Study material:
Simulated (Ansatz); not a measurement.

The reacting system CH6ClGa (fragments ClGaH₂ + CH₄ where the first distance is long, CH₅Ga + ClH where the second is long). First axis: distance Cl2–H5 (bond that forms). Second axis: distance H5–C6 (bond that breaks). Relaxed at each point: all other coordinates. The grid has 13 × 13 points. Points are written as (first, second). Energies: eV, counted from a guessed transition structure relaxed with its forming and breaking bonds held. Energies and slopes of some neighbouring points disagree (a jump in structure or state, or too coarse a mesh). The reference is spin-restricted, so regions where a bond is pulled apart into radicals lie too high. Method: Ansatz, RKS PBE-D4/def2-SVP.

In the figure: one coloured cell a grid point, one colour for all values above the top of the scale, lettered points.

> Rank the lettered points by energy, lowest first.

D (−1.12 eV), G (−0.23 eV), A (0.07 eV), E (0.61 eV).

Assigned task: Copy the data exactly. Leave nothing out.

Task result:
Simulated (Ansatz); not a measurement.

The reacting system CH6ClGa (fragments ClGaH₂ + CH₄ where the first distance is long, CH₅Ga + ClH where the second is long). First axis: distance Cl2–H5 (bond that forms). Second axis: distance H5–C6 (bond that breaks). Relaxed at each point: all other coordinates. The grid has 13 × 13 points. Points are written as (first, second). Energies: eV, counted from a guessed transition structure relaxed with its forming and breaking bonds held. Energies and slopes of some neighbouring points disagree (a jump in structure or state, or too coarse a mesh). The reference is spin-restricted, so regions where a bond is pulled apart into radicals lie too high. Method: Ansatz, RKS PBE-D4/def2-SVP.

In the figure: one coloured cell a grid point, one colour for all values above the top of the scale, lettered points.

> Rank the lettered points by energy, lowest first.

D (−1.12 eV), G (−0.23 eV), A (0.07 eV), E (0.61 eV).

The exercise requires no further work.